* Supplied records
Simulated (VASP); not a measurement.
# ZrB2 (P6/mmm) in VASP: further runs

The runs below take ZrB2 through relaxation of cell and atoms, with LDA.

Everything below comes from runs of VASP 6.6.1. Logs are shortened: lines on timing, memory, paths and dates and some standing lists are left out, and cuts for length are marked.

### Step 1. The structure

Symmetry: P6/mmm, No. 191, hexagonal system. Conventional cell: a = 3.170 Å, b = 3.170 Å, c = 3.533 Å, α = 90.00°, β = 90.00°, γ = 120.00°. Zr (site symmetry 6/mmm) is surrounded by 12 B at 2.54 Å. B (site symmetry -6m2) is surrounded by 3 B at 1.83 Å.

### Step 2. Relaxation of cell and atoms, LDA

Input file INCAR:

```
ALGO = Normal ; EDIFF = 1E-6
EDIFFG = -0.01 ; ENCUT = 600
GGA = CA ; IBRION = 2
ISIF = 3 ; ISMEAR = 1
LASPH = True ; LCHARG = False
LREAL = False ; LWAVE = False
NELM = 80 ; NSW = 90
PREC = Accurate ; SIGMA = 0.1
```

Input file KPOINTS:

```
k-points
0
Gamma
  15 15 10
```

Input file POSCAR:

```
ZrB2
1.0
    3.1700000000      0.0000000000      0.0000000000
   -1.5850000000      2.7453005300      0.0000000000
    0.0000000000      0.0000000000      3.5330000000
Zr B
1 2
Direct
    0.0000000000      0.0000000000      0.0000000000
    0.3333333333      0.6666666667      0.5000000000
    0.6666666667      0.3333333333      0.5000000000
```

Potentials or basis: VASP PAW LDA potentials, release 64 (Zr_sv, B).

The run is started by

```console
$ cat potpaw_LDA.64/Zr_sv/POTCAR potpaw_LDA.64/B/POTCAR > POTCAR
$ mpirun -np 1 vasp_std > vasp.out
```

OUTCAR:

* Action item
Quote the records above from their first line through the line containing "### Step 1. The structure", both ends included.

* Exercise response
Simulated (VASP); not a measurement.
# ZrB2 (P6/mmm) in VASP: further runs

The runs below take ZrB2 through relaxation of cell and atoms, with LDA.

Everything below comes from runs of VASP 6.6.1. Logs are shortened: lines on timing, memory, paths and dates and some standing lists are left out, and cuts for length are marked.

### Step 1. The structure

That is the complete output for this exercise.